- _LISTED RECORDS_
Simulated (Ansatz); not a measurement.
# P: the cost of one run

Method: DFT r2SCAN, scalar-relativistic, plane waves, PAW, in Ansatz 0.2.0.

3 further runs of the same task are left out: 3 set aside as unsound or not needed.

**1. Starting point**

- _WORK REQUEST_
Each record must be repeated exactly as it appears above.

- _WORKED SOLUTION_
Simulated (Ansatz); not a measurement.
# P: the cost of one run

Method: DFT r2SCAN, scalar-relativistic, plane waves, PAW, in Ansatz 0.2.0.

3 further runs of the same task are left out: 3 set aside as unsound or not needed.

**1. Starting point**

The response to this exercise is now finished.